Task item | The entries that follow include a run beginning at the line with "C11, C12, C44 of A" and ending at the line with "- Reflection 004: d"; restate that run word for word and leave the rest out.

- - -

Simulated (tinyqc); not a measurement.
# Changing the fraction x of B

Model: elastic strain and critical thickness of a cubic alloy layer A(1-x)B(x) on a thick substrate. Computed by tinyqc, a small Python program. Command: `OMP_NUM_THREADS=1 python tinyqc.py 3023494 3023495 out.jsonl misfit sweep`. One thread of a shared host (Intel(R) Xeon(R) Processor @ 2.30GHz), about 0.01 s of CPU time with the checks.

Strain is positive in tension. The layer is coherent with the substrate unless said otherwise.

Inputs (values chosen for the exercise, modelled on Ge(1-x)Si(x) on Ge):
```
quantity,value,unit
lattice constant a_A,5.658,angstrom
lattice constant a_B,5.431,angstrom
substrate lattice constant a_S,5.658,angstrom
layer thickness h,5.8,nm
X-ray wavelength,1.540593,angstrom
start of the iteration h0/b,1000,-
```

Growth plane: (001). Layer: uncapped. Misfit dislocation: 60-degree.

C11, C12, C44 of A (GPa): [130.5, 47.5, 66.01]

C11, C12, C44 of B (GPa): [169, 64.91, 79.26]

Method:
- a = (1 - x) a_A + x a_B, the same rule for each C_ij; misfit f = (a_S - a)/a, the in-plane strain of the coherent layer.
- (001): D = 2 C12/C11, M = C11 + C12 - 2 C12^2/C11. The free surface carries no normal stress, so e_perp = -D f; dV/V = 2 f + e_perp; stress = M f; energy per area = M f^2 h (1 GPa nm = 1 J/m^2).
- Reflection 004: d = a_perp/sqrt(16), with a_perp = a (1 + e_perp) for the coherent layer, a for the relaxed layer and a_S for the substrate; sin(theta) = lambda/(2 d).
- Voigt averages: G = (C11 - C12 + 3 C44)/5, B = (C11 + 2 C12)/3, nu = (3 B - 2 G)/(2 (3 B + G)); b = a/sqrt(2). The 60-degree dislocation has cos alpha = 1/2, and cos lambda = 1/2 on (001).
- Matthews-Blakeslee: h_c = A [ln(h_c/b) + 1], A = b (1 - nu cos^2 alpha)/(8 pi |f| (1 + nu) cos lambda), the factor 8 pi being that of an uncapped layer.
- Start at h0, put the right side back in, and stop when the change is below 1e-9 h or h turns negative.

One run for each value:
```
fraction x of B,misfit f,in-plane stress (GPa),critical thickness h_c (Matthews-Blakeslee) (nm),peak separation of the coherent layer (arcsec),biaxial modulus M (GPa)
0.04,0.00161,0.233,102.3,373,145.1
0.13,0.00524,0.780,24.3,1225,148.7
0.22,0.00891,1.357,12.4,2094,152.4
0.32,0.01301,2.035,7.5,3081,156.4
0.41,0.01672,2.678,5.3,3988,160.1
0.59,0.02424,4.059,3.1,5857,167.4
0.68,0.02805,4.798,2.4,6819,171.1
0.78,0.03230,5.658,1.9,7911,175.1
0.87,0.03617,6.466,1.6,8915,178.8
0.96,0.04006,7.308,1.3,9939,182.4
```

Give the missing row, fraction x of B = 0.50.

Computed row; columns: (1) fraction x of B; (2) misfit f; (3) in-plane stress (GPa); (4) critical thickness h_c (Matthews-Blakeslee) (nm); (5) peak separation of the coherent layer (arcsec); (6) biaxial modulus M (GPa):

- - -

Exercise output |
C11, C12, C44 of A (GPa): [130.5, 47.5, 66.01]

C11, C12, C44 of B (GPa): [169, 64.91, 79.26]

Method:
- a = (1 - x) a_A + x a_B, the same rule for each C_ij; misfit f = (a_S - a)/a, the in-plane strain of the coherent layer.
- (001): D = 2 C12/C11, M = C11 + C12 - 2 C12^2/C11. The free surface carries no normal stress, so e_perp = -D f; dV/V = 2 f + e_perp; stress = M f; energy per area = M f^2 h (1 GPa nm = 1 J/m^2).
- Reflection 004: d = a_perp/sqrt(16), with a_perp = a (1 + e_perp) for the coherent layer, a for the relaxed layer and a_S for the substrate; sin(theta) = lambda/(2 d).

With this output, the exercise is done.